Action item:
How does the data below read from its first line through the line containing "## Calculated data, Hf₃₂O₆₃"? Print those lines exactly.

Study material:
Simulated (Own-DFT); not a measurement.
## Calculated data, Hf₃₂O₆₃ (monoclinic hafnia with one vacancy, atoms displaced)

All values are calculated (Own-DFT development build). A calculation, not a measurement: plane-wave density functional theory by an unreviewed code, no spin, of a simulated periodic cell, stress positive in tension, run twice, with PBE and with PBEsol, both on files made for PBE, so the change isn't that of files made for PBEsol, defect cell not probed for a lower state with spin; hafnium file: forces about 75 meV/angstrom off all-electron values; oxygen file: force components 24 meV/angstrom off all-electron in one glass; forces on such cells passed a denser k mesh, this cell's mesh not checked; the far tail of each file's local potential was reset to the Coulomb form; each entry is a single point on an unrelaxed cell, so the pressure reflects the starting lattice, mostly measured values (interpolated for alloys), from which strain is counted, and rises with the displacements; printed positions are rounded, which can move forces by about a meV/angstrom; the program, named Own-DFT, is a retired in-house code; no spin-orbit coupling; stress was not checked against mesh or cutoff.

Answer area:
Simulated (Own-DFT); not a measurement.
## Calculated data, Hf₃₂O₆₃ (monoclinic hafnia with one vacancy, atoms displaced)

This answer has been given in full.